→ ASSIGNMENT
Could you write the entries out again, exactly as they are?

- Opening Delimiter -

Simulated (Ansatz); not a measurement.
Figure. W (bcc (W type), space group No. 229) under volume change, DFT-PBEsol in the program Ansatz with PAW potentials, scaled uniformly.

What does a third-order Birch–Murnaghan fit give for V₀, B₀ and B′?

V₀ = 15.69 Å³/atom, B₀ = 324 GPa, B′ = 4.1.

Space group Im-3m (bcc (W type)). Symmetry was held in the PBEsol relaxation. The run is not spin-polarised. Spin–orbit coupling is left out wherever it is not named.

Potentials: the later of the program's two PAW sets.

- Closing Delimiter -

→ TASK SOLUTION
Simulated (Ansatz); not a measurement.
Figure. W (bcc (W type), space group No. 229) under volume change, DFT-PBEsol in the program Ansatz with PAW potentials, scaled uniformly.

What does a third-order Birch–Murnaghan fit give for V₀, B₀ and B′?

V₀ = 15.69 Å³/atom, B₀ = 324 GPa, B′ = 4.1.

Space group Im-3m (bcc (W type)). Symmetry was held in the PBEsol relaxation. The run is not spin-polarised. Spin–orbit coupling is left out wherever it is not named.

Potentials: the later of the program's two PAW sets.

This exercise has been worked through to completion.